== Work task ==
Return every entry exactly. Leave nothing out.

[Opening Extracted material section]

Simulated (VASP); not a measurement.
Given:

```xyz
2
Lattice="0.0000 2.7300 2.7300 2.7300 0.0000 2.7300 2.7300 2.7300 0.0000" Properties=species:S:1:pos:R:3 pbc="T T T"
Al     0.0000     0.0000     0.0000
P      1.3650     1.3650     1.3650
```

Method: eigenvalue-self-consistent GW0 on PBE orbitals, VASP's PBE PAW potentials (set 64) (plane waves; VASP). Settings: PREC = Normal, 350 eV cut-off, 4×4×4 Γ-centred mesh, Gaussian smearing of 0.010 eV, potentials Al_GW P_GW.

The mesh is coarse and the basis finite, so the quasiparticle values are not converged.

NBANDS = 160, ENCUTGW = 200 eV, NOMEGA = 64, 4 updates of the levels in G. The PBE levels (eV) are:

[Closing Extracted material section]

== Your response ==
Simulated (VASP); not a measurement.
Given:

```xyz
2
Lattice="0.0000 2.7300 2.7300 2.7300 0.0000 2.7300 2.7300 2.7300 0.0000" Properties=species:S:1:pos:R:3 pbc="T T T"
Al     0.0000     0.0000     0.0000
P      1.3650     1.3650     1.3650
```

Method: eigenvalue-self-consistent GW0 on PBE orbitals, VASP's PBE PAW potentials (set 64) (plane waves; VASP). Settings: PREC = Normal, 350 eV cut-off, 4×4×4 Γ-centred mesh, Gaussian smearing of 0.010 eV, potentials Al_GW P_GW.

The mesh is coarse and the basis finite, so the quasiparticle values are not converged.

NBANDS = 160, ENCUTGW = 200 eV, NOMEGA = 64, 4 updates of the levels in G. The PBE levels (eV) are:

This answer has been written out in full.